**Required action:** The records that follow should be copied in full, exactly as they read.

**Data:**
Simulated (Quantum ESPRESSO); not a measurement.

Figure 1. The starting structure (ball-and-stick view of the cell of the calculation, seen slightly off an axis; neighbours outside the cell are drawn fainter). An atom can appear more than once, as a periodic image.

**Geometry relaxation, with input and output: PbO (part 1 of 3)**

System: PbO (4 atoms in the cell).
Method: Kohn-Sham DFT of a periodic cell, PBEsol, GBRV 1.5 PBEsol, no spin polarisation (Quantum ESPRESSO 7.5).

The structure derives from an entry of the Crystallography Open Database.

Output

**Exercise result:**
Simulated (Quantum ESPRESSO); not a measurement.

Figure 1. The starting structure (ball-and-stick view of the cell of the calculation, seen slightly off an axis; neighbours outside the cell are drawn fainter). An atom can appear more than once, as a periodic image.

**Geometry relaxation, with input and output: PbO (part 1 of 3)**

System: PbO (4 atoms in the cell).
Method: Kohn-Sham DFT of a periodic cell, PBEsol, GBRV 1.5 PBEsol, no spin polarisation (Quantum ESPRESSO 7.5).

The structure derives from an entry of the Crystallography Open Database.

Output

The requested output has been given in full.